BEGIN EXERCISE DATA
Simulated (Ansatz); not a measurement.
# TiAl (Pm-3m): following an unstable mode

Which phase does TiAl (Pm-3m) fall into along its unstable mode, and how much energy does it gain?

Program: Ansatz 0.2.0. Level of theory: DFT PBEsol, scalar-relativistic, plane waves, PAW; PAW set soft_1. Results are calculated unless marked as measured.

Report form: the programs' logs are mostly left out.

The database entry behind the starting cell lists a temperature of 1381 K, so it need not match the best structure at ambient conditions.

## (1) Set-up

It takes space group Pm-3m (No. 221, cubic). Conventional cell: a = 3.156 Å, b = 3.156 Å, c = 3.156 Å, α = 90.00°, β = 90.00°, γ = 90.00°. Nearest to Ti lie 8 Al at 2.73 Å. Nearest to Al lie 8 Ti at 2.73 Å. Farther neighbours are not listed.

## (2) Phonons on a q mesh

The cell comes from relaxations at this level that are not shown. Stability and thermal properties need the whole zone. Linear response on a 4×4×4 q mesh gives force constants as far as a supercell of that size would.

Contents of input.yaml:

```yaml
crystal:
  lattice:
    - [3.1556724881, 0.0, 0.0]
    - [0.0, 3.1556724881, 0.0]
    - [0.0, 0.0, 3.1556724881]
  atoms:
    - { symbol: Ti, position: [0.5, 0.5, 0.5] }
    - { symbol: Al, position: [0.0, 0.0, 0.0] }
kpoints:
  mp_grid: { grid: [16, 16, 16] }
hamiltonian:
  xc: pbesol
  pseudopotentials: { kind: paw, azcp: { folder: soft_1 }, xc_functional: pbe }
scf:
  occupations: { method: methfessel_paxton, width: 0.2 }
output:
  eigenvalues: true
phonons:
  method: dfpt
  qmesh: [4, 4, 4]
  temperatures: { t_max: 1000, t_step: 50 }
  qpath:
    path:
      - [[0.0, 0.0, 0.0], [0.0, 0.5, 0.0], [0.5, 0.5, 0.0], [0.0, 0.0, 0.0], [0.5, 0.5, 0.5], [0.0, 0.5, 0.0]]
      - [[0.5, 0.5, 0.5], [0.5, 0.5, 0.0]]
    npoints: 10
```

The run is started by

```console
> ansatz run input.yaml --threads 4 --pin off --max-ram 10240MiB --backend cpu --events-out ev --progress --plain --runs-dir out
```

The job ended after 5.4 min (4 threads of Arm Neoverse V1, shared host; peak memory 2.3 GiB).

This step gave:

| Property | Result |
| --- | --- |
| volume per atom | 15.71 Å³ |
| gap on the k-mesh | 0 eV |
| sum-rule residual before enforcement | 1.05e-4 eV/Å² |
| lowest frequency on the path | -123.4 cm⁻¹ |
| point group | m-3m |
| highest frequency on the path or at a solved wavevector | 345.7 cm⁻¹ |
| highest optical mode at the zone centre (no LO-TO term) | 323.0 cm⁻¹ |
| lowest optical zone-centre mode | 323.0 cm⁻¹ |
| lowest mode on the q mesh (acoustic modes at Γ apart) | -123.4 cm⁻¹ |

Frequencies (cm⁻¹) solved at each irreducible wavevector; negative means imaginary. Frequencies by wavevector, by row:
END EXERCISE DATA

- _ACTIVITY_
From the start of the data to the line that holds "Report form: the", retype each line exactly, with both ends included.

- _RESPONSE BOX_
Simulated (Ansatz); not a measurement.
# TiAl (Pm-3m): following an unstable mode

Which phase does TiAl (Pm-3m) fall into along its unstable mode, and how much energy does it gain?

Program: Ansatz 0.2.0. Level of theory: DFT PBEsol, scalar-relativistic, plane waves, PAW; PAW set soft_1. Results are calculated unless marked as measured.

Report form: the programs' logs are mostly left out.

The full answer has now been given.